» Data section

========================================

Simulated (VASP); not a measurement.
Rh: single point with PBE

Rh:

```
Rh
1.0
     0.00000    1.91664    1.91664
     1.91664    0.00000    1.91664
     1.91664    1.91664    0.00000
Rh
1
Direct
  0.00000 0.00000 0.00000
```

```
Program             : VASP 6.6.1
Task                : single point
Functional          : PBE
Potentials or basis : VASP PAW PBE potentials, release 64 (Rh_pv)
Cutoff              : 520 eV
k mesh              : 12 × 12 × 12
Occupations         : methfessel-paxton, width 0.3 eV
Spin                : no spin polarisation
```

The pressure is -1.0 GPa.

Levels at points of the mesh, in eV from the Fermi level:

========================================

The records above are to be transcribed exactly and completely.

Simulated (VASP); not a measurement.
Rh: single point with PBE

Rh:

```
Rh
1.0
     0.00000    1.91664    1.91664
     1.91664    0.00000    1.91664
     1.91664    1.91664    0.00000
Rh
1
Direct
  0.00000 0.00000 0.00000
```

```
Program             : VASP 6.6.1
Task                : single point
Functional          : PBE
Potentials or basis : VASP PAW PBE potentials, release 64 (Rh_pv)
Cutoff              : 520 eV
k mesh              : 12 × 12 × 12
Occupations         : methfessel-paxton, width 0.3 eV
Spin                : no spin polarisation
```

The pressure is -1.0 GPa.

Levels at points of the mesh, in eV from the Fermi level:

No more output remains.